● Action item
For this task, copy the data that follows exactly, keeping every character.

___ Data under study ___

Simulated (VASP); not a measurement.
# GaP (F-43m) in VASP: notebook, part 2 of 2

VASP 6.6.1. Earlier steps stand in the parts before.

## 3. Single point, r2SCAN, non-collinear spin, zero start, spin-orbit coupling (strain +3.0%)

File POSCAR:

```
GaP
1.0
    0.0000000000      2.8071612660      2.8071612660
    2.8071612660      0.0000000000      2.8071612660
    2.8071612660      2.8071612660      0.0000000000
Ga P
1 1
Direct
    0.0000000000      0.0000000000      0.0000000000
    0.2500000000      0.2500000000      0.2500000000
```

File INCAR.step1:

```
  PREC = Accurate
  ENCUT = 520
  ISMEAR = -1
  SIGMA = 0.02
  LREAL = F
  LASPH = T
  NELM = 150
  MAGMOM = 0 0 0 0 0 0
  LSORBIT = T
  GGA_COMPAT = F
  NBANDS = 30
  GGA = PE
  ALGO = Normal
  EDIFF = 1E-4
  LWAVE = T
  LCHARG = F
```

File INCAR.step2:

___

● Exercise solution
Simulated (VASP); not a measurement.
# GaP (F-43m) in VASP: notebook, part 2 of 2

VASP 6.6.1. Earlier steps stand in the parts before.

## 3. Single point, r2SCAN, non-collinear spin, zero start, spin-orbit coupling (strain +3.0%)

File POSCAR:

```
GaP
1.0
    0.0000000000      2.8071612660      2.8071612660
    2.8071612660      0.0000000000      2.8071612660
    2.8071612660      2.8071612660      0.0000000000
Ga P
1 1
Direct
    0.0000000000      0.0000000000      0.0000000000
    0.2500000000      0.2500000000      0.2500000000
```

File INCAR.step1:

```
  PREC = Accurate
  ENCUT = 520
  ISMEAR = -1
  SIGMA = 0.02
  LREAL = F
  LASPH = T
  NELM = 150
  MAGMOM = 0 0 0 0 0 0
  LSORBIT = T
  GGA_COMPAT = F
  NBANDS = 30
  GGA = PE
  ALGO = Normal
  EDIFF = 1E-4
  LWAVE = T
  LCHARG = F
```

File INCAR.step2:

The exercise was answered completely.